### EXERCISE DATA
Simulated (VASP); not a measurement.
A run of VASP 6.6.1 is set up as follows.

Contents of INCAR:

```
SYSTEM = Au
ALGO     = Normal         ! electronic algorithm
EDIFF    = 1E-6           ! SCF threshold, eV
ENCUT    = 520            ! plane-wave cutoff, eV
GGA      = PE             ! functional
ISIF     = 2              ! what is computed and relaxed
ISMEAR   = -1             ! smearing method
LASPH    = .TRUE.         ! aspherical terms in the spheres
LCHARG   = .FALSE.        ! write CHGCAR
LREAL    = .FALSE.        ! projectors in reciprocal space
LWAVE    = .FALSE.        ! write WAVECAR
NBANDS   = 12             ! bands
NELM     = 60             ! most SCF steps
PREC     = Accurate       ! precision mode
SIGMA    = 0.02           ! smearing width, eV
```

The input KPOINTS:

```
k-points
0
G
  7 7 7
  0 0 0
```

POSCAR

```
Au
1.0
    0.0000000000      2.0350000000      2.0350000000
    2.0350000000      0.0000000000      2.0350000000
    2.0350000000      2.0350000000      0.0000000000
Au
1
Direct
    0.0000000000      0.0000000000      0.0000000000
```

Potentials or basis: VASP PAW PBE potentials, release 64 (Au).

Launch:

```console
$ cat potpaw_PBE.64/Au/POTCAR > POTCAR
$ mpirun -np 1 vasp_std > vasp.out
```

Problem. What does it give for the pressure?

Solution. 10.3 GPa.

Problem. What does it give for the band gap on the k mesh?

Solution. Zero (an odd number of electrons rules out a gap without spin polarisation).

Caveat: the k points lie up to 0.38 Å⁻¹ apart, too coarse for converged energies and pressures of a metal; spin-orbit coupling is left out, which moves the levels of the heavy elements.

### WORK ORDER
In the data above, which lines lie between the line with "Problem. What does it give for the band" and the line with "Solution. Zero (an", inclusive? Print those lines exactly and nothing else.

### ANSWER AREA
Problem. What does it give for the band gap on the k mesh?

Solution. Zero (an odd number of electrons rules out a gap without spin polarisation).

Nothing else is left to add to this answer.